> _Task item_
Could you return every record below without changing a word?

======== Recorded information

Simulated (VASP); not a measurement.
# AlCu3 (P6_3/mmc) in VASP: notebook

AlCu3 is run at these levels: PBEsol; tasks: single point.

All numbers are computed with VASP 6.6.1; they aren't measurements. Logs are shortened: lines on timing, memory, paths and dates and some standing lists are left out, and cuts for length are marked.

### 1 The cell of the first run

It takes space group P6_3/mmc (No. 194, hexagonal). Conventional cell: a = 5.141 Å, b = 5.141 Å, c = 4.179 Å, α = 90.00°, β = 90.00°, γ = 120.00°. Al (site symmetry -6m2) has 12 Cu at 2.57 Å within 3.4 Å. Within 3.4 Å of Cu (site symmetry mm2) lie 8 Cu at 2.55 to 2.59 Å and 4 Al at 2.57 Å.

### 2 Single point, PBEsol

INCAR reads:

================

> _Exercise result_
Simulated (VASP); not a measurement.
# AlCu3 (P6_3/mmc) in VASP: notebook

AlCu3 is run at these levels: PBEsol; tasks: single point.

All numbers are computed with VASP 6.6.1; they aren't measurements. Logs are shortened: lines on timing, memory, paths and dates and some standing lists are left out, and cuts for length are marked.

### 1 The cell of the first run

It takes space group P6_3/mmc (No. 194, hexagonal). Conventional cell: a = 5.141 Å, b = 5.141 Å, c = 4.179 Å, α = 90.00°, β = 90.00°, γ = 120.00°. Al (site symmetry -6m2) has 12 Cu at 2.57 Å within 3.4 Å. Within 3.4 Å of Cu (site symmetry mm2) lie 8 Cu at 2.55 to 2.59 Å and 4 Al at 2.57 Å.

### 2 Single point, PBEsol

INCAR reads:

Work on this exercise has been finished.